(RECORDS SUPPLIED Opens)

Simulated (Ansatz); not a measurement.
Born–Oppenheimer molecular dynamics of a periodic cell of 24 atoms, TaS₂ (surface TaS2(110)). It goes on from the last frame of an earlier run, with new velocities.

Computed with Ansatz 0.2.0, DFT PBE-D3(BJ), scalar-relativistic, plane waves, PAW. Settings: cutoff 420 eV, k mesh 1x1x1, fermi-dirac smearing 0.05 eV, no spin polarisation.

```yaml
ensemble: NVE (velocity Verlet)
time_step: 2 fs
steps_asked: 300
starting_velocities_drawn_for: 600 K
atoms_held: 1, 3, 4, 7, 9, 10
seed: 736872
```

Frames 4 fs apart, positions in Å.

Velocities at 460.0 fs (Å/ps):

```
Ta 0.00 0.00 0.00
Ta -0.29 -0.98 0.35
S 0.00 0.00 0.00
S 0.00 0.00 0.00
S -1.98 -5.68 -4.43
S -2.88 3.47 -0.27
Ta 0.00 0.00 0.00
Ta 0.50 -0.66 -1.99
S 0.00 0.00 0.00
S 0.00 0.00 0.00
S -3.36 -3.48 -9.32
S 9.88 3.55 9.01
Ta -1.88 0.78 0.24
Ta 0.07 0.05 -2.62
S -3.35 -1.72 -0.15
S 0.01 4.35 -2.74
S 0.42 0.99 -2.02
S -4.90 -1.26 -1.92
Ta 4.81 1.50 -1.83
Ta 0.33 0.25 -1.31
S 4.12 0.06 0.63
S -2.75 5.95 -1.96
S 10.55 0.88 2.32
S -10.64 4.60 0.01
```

(RECORDS SUPPLIED Closes)

_TASK ITEM_. What is wanted is every line from the first line of the entries through the line that contains "Born–Oppenheimer molecular dynamics", given again exactly.

_EXERCISE RESPONSE_.
Simulated (Ansatz); not a measurement.
Born–Oppenheimer molecular dynamics of a periodic cell of 24 atoms, TaS₂ (surface TaS2(110)). It goes on from the last frame of an earlier run, with new velocities.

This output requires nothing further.